+--
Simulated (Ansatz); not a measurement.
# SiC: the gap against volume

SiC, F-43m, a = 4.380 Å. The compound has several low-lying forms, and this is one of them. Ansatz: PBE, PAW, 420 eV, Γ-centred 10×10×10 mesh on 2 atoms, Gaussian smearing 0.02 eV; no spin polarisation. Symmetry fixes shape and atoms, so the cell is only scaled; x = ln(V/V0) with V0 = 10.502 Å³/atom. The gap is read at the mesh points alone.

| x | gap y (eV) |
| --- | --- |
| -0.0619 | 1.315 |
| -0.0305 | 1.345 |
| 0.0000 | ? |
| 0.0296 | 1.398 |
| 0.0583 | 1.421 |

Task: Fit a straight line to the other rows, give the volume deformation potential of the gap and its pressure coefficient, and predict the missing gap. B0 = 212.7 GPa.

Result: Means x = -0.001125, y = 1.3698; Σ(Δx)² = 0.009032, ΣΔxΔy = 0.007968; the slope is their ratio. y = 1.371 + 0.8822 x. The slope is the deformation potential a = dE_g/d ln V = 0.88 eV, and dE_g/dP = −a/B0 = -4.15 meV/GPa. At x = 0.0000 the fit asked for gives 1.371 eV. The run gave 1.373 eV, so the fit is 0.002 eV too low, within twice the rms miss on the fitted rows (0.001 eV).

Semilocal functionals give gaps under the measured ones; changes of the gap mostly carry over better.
+--

Output a faithful copy of every entry, keeping each line as written.

▸ WRITTEN RESPONSE:
Simulated (Ansatz); not a measurement.
# SiC: the gap against volume

SiC, F-43m, a = 4.380 Å. The compound has several low-lying forms, and this is one of them. Ansatz: PBE, PAW, 420 eV, Γ-centred 10×10×10 mesh on 2 atoms, Gaussian smearing 0.02 eV; no spin polarisation. Symmetry fixes shape and atoms, so the cell is only scaled; x = ln(V/V0) with V0 = 10.502 Å³/atom. The gap is read at the mesh points alone.

| x | gap y (eV) |
| --- | --- |
| -0.0619 | 1.315 |
| -0.0305 | 1.345 |
| 0.0000 | ? |
| 0.0296 | 1.398 |
| 0.0583 | 1.421 |

Task: Fit a straight line to the other rows, give the volume deformation potential of the gap and its pressure coefficient, and predict the missing gap. B0 = 212.7 GPa.

Result: Means x = -0.001125, y = 1.3698; Σ(Δx)² = 0.009032, ΣΔxΔy = 0.007968; the slope is their ratio. y = 1.371 + 0.8822 x. The slope is the deformation potential a = dE_g/d ln V = 0.88 eV, and dE_g/dP = −a/B0 = -4.15 meV/GPa. At x = 0.0000 the fit asked for gives 1.371 eV. The run gave 1.373 eV, so the fit is 0.002 eV too low, within twice the rms miss on the fitted rows (0.001 eV).

Semilocal functionals give gaps under the measured ones; changes of the gap mostly carry over better.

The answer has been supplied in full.